Required action: Exactly as they stand, set down the following records once more.

Extracted records:
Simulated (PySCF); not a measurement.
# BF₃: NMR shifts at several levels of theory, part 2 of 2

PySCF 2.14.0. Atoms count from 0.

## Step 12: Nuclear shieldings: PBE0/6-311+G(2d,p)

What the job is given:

Task result:
Simulated (PySCF); not a measurement.
# BF₃: NMR shifts at several levels of theory, part 2 of 2

PySCF 2.14.0. Atoms count from 0.

## Step 12: Nuclear shieldings: PBE0/6-311+G(2d,p)

What the job is given:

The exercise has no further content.